WORK INSTRUCTION → The lines from the top of the data down to the line with "energy (eV) |" should be repeated exactly, both ends included.

SOURCE MATERIAL →
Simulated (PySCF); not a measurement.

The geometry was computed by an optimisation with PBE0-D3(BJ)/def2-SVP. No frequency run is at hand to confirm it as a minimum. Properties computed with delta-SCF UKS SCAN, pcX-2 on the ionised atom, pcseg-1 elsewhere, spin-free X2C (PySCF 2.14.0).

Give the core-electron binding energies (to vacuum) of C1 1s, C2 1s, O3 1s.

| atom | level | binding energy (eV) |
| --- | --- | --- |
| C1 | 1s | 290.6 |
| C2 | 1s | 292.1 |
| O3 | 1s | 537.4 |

WRITTEN REPLY →
Simulated (PySCF); not a measurement.

The geometry was computed by an optimisation with PBE0-D3(BJ)/def2-SVP. No frequency run is at hand to confirm it as a minimum. Properties computed with delta-SCF UKS SCAN, pcX-2 on the ionised atom, pcseg-1 elsewhere, spin-free X2C (PySCF 2.14.0).

Give the core-electron binding energies (to vacuum) of C1 1s, C2 1s, O3 1s.

| atom | level | binding energy (eV) |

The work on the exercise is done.